* _DATASET EXTRACT_
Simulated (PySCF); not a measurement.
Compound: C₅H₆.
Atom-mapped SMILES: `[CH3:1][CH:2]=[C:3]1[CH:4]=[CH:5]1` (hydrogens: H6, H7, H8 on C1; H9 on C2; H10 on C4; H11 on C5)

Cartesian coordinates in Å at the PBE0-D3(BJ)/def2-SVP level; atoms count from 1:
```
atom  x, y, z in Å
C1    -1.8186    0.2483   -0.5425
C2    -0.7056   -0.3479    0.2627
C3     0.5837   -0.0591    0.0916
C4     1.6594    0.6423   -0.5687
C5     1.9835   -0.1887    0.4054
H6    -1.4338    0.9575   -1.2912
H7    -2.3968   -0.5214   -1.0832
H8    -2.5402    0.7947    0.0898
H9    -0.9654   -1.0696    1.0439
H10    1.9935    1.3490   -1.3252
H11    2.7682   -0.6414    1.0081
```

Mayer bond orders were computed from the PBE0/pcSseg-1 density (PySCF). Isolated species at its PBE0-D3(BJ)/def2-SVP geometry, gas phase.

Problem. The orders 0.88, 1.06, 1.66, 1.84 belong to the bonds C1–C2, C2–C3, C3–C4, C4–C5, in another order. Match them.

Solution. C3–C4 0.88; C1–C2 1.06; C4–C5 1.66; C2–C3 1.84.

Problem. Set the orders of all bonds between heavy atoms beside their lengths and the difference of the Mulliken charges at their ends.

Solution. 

* _WORK REQUEST_
Exactly repeat the lines running from the top of the listing to the line bearing "Problem. The orders", both of those lines included, and only them.

* _EXERCISE RESULT_
Simulated (PySCF); not a measurement.
Compound: C₅H₆.
Atom-mapped SMILES: `[CH3:1][CH:2]=[C:3]1[CH:4]=[CH:5]1` (hydrogens: H6, H7, H8 on C1; H9 on C2; H10 on C4; H11 on C5)

Cartesian coordinates in Å at the PBE0-D3(BJ)/def2-SVP level; atoms count from 1:
```
atom  x, y, z in Å
C1    -1.8186    0.2483   -0.5425
C2    -0.7056   -0.3479    0.2627
C3     0.5837   -0.0591    0.0916
C4     1.6594    0.6423   -0.5687
C5     1.9835   -0.1887    0.4054
H6    -1.4338    0.9575   -1.2912
H7    -2.3968   -0.5214   -1.0832
H8    -2.5402    0.7947    0.0898
H9    -0.9654   -1.0696    1.0439
H10    1.9935    1.3490   -1.3252
H11    2.7682   -0.6414    1.0081
```

Mayer bond orders were computed from the PBE0/pcSseg-1 density (PySCF). Isolated species at its PBE0-D3(BJ)/def2-SVP geometry, gas phase.

Problem. The orders 0.88, 1.06, 1.66, 1.84 belong to the bonds C1–C2, C2–C3, C3–C4, C4–C5, in another order. Match them.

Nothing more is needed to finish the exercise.